Output exactly, with nothing added, the entries from the first line through the line with "The run is started by".

____________________

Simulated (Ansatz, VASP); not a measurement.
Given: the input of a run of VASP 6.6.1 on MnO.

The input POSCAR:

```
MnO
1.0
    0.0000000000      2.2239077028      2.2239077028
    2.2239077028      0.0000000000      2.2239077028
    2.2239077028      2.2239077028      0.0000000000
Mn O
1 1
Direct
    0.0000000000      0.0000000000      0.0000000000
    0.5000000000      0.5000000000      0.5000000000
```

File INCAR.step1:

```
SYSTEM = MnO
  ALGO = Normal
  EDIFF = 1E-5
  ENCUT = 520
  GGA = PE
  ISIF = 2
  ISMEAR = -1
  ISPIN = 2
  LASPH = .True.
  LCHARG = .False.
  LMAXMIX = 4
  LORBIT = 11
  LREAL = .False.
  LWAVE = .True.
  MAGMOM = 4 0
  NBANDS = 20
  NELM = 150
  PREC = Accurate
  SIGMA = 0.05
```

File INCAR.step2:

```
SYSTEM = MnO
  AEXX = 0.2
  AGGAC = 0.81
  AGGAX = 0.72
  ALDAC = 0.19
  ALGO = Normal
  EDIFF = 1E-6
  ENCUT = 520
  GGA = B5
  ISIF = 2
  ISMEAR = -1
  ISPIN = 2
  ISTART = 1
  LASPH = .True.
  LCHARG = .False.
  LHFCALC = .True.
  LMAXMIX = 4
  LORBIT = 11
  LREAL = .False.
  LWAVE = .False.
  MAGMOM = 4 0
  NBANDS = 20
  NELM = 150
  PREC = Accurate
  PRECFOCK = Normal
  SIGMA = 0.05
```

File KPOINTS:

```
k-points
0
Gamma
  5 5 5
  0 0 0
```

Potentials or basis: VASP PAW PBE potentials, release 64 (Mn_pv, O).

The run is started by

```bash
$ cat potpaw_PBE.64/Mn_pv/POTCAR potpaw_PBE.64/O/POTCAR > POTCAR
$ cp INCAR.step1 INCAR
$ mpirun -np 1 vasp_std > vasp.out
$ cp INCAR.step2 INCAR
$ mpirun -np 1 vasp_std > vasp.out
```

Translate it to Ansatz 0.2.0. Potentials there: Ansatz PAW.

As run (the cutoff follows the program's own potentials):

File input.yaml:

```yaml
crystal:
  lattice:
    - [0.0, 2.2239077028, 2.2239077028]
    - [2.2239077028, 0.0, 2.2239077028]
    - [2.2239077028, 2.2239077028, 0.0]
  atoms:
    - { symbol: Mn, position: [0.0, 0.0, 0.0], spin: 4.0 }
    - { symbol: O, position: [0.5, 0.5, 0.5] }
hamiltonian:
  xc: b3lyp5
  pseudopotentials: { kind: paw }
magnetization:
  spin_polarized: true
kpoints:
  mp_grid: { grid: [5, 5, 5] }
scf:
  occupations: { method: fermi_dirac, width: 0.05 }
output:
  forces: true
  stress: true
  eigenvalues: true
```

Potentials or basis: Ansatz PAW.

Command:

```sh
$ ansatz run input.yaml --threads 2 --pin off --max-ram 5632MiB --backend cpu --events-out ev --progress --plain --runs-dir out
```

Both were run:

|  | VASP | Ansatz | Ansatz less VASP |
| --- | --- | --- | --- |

____________________

_Written response:_
Simulated (Ansatz, VASP); not a measurement.
Given: the input of a run of VASP 6.6.1 on MnO.

The input POSCAR:

```
MnO
1.0
    0.0000000000      2.2239077028      2.2239077028
    2.2239077028      0.0000000000      2.2239077028
    2.2239077028      2.2239077028      0.0000000000
Mn O
1 1
Direct
    0.0000000000      0.0000000000      0.0000000000
    0.5000000000      0.5000000000      0.5000000000
```

File INCAR.step1:

```
SYSTEM = MnO
  ALGO = Normal
  EDIFF = 1E-5
  ENCUT = 520
  GGA = PE
  ISIF = 2
  ISMEAR = -1
  ISPIN = 2
  LASPH = .True.
  LCHARG = .False.
  LMAXMIX = 4
  LORBIT = 11
  LREAL = .False.
  LWAVE = .True.
  MAGMOM = 4 0
  NBANDS = 20
  NELM = 150
  PREC = Accurate
  SIGMA = 0.05
```

File INCAR.step2:

```
SYSTEM = MnO
  AEXX = 0.2
  AGGAC = 0.81
  AGGAX = 0.72
  ALDAC = 0.19
  ALGO = Normal
  EDIFF = 1E-6
  ENCUT = 520
  GGA = B5
  ISIF = 2
  ISMEAR = -1
  ISPIN = 2
  ISTART = 1
  LASPH = .True.
  LCHARG = .False.
  LHFCALC = .True.
  LMAXMIX = 4
  LORBIT = 11
  LREAL = .False.
  LWAVE = .False.
  MAGMOM = 4 0
  NBANDS = 20
  NELM = 150
  PREC = Accurate
  PRECFOCK = Normal
  SIGMA = 0.05
```

File KPOINTS:

```
k-points
0
Gamma
  5 5 5
  0 0 0
```

Potentials or basis: VASP PAW PBE potentials, release 64 (Mn_pv, O).

The run is started by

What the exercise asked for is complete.